* [Task item]: The expected answer is the set of lines in the data below between the line holding "error | time |" and the line holding "6.8 | 1.6 s |", inclusive, written out exactly.

* [Entries provided]:
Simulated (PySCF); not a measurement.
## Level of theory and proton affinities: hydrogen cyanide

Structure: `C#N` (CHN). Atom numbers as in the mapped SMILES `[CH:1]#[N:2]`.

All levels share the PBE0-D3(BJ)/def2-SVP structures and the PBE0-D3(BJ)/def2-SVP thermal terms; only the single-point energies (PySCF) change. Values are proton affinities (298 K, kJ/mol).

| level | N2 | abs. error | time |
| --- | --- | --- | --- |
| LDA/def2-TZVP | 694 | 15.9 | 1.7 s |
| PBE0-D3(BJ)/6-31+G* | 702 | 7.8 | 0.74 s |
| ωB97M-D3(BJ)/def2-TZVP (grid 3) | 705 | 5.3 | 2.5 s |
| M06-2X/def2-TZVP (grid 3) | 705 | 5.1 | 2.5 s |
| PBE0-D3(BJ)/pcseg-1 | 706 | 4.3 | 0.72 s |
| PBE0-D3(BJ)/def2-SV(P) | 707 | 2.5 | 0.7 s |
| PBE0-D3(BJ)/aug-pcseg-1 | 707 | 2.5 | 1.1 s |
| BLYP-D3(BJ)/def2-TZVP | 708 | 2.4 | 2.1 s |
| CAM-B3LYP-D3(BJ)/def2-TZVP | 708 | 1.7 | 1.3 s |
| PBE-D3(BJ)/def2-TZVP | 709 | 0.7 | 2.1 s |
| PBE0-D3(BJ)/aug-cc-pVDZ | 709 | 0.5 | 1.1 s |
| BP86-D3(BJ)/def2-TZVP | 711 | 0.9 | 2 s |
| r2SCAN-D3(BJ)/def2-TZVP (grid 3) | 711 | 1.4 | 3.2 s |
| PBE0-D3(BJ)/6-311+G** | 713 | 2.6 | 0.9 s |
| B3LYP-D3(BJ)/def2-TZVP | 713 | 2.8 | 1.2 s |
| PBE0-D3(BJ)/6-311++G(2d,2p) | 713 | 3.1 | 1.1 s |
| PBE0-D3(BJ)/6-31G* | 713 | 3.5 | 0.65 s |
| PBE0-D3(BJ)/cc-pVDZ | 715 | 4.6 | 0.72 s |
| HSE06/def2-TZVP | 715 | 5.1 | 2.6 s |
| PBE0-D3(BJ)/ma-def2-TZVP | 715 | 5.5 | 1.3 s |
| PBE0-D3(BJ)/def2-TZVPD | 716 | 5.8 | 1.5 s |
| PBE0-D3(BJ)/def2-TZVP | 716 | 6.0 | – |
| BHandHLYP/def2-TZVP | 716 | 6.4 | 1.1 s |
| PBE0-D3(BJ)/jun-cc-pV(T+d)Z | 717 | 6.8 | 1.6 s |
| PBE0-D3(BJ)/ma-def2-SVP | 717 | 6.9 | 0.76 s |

* [Answer section]:
| level | N2 | abs. error | time |
| --- | --- | --- | --- |
| LDA/def2-TZVP | 694 | 15.9 | 1.7 s |
| PBE0-D3(BJ)/6-31+G* | 702 | 7.8 | 0.74 s |
| ωB97M-D3(BJ)/def2-TZVP (grid 3) | 705 | 5.3 | 2.5 s |
| M06-2X/def2-TZVP (grid 3) | 705 | 5.1 | 2.5 s |
| PBE0-D3(BJ)/pcseg-1 | 706 | 4.3 | 0.72 s |
| PBE0-D3(BJ)/def2-SV(P) | 707 | 2.5 | 0.7 s |
| PBE0-D3(BJ)/aug-pcseg-1 | 707 | 2.5 | 1.1 s |
| BLYP-D3(BJ)/def2-TZVP | 708 | 2.4 | 2.1 s |
| CAM-B3LYP-D3(BJ)/def2-TZVP | 708 | 1.7 | 1.3 s |
| PBE-D3(BJ)/def2-TZVP | 709 | 0.7 | 2.1 s |
| PBE0-D3(BJ)/aug-cc-pVDZ | 709 | 0.5 | 1.1 s |
| BP86-D3(BJ)/def2-TZVP | 711 | 0.9 | 2 s |
| r2SCAN-D3(BJ)/def2-TZVP (grid 3) | 711 | 1.4 | 3.2 s |
| PBE0-D3(BJ)/6-311+G** | 713 | 2.6 | 0.9 s |
| B3LYP-D3(BJ)/def2-TZVP | 713 | 2.8 | 1.2 s |
| PBE0-D3(BJ)/6-311++G(2d,2p) | 713 | 3.1 | 1.1 s |
| PBE0-D3(BJ)/6-31G* | 713 | 3.5 | 0.65 s |
| PBE0-D3(BJ)/cc-pVDZ | 715 | 4.6 | 0.72 s |
| HSE06/def2-TZVP | 715 | 5.1 | 2.6 s |
| PBE0-D3(BJ)/ma-def2-TZVP | 715 | 5.5 | 1.3 s |
| PBE0-D3(BJ)/def2-TZVPD | 716 | 5.8 | 1.5 s |
| PBE0-D3(BJ)/def2-TZVP | 716 | 6.0 | – |
| BHandHLYP/def2-TZVP | 716 | 6.4 | 1.1 s |
| PBE0-D3(BJ)/jun-cc-pV(T+d)Z | 717 | 6.8 | 1.6 s |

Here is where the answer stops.